_Brief_.
Repeat exactly what appears from the opening line of the listing to the line with "5.4e-6 | 4.4e-6 |", inclusive.

START Listed entries

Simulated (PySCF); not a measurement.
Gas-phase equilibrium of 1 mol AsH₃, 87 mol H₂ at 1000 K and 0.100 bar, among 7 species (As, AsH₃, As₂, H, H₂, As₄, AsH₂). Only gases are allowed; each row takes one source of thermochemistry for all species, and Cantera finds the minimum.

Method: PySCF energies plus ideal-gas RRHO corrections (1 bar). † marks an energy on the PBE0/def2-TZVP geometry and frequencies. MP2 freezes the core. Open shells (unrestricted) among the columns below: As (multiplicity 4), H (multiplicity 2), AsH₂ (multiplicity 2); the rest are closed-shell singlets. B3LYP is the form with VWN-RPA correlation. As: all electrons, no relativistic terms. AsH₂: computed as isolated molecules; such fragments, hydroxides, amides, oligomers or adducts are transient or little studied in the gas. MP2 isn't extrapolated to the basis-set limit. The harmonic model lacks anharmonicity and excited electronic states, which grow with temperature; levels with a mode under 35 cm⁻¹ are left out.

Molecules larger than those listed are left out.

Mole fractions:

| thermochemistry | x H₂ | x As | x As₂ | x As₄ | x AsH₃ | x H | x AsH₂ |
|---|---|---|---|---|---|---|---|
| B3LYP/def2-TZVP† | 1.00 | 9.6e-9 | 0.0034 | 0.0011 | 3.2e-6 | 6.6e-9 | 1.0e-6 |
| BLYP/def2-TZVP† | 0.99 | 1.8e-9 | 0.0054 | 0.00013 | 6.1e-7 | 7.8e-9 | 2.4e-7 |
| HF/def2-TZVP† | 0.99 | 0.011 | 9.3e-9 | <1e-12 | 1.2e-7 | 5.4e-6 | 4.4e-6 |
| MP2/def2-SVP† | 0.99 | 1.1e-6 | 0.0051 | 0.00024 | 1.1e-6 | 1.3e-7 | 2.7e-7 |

END Listed entries

_Answer box_.
Simulated (PySCF); not a measurement.
Gas-phase equilibrium of 1 mol AsH₃, 87 mol H₂ at 1000 K and 0.100 bar, among 7 species (As, AsH₃, As₂, H, H₂, As₄, AsH₂). Only gases are allowed; each row takes one source of thermochemistry for all species, and Cantera finds the minimum.

Method: PySCF energies plus ideal-gas RRHO corrections (1 bar). † marks an energy on the PBE0/def2-TZVP geometry and frequencies. MP2 freezes the core. Open shells (unrestricted) among the columns below: As (multiplicity 4), H (multiplicity 2), AsH₂ (multiplicity 2); the rest are closed-shell singlets. B3LYP is the form with VWN-RPA correlation. As: all electrons, no relativistic terms. AsH₂: computed as isolated molecules; such fragments, hydroxides, amides, oligomers or adducts are transient or little studied in the gas. MP2 isn't extrapolated to the basis-set limit. The harmonic model lacks anharmonicity and excited electronic states, which grow with temperature; levels with a mode under 35 cm⁻¹ are left out.

Molecules larger than those listed are left out.

Mole fractions:

| thermochemistry | x H₂ | x As | x As₂ | x As₄ | x AsH₃ | x H | x AsH₂ |
|---|---|---|---|---|---|---|---|
| B3LYP/def2-TZVP† | 1.00 | 9.6e-9 | 0.0034 | 0.0011 | 3.2e-6 | 6.6e-9 | 1.0e-6 |
| BLYP/def2-TZVP† | 0.99 | 1.8e-9 | 0.0054 | 0.00013 | 6.1e-7 | 7.8e-9 | 2.4e-7 |
| HF/def2-TZVP† | 0.99 | 0.011 | 9.3e-9 | <1e-12 | 1.2e-7 | 5.4e-6 | 4.4e-6 |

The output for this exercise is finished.